*Extracted data*.
===
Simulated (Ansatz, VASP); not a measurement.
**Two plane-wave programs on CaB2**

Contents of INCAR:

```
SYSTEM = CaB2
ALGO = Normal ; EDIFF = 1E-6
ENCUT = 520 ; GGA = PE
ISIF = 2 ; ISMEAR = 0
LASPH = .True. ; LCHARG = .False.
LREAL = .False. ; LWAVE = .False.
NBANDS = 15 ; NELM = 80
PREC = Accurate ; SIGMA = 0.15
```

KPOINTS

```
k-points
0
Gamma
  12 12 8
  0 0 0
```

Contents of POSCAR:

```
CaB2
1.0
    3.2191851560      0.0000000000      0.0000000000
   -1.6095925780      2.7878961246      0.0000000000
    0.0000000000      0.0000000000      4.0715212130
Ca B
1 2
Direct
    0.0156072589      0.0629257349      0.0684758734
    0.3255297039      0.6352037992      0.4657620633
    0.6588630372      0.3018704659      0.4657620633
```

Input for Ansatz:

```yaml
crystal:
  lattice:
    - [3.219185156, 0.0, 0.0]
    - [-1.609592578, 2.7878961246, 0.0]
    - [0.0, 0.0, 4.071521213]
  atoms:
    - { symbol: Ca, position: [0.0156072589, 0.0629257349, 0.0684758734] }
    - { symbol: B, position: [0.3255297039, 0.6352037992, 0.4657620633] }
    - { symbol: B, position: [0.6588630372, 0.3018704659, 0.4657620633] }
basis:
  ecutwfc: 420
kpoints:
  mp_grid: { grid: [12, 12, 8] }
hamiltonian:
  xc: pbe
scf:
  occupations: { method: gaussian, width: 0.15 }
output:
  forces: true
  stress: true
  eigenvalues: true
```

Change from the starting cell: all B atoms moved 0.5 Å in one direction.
===

*Required action*.
Keep every word as given and return the full listing.

*Answer space*.
Simulated (Ansatz, VASP); not a measurement.
**Two plane-wave programs on CaB2**

Contents of INCAR:

```
SYSTEM = CaB2
ALGO = Normal ; EDIFF = 1E-6
ENCUT = 520 ; GGA = PE
ISIF = 2 ; ISMEAR = 0
LASPH = .True. ; LCHARG = .False.
LREAL = .False. ; LWAVE = .False.
NBANDS = 15 ; NELM = 80
PREC = Accurate ; SIGMA = 0.15
```

KPOINTS

```
k-points
0
Gamma
  12 12 8
  0 0 0
```

Contents of POSCAR:

```
CaB2
1.0
    3.2191851560      0.0000000000      0.0000000000
   -1.6095925780      2.7878961246      0.0000000000
    0.0000000000      0.0000000000      4.0715212130
Ca B
1 2
Direct
    0.0156072589      0.0629257349      0.0684758734
    0.3255297039      0.6352037992      0.4657620633
    0.6588630372      0.3018704659      0.4657620633
```

Input for Ansatz:

```yaml
crystal:
  lattice:
    - [3.219185156, 0.0, 0.0]
    - [-1.609592578, 2.7878961246, 0.0]
    - [0.0, 0.0, 4.071521213]
  atoms:
    - { symbol: Ca, position: [0.0156072589, 0.0629257349, 0.0684758734] }
    - { symbol: B, position: [0.3255297039, 0.6352037992, 0.4657620633] }
    - { symbol: B, position: [0.6588630372, 0.3018704659, 0.4657620633] }
basis:
  ecutwfc: 420
kpoints:
  mp_grid: { grid: [12, 12, 8] }
hamiltonian:
  xc: pbe
scf:
  occupations: { method: gaussian, width: 0.15 }
output:
  forces: true
  stress: true
  eigenvalues: true
```

Change from the starting cell: all B atoms moved 0.5 Å in one direction.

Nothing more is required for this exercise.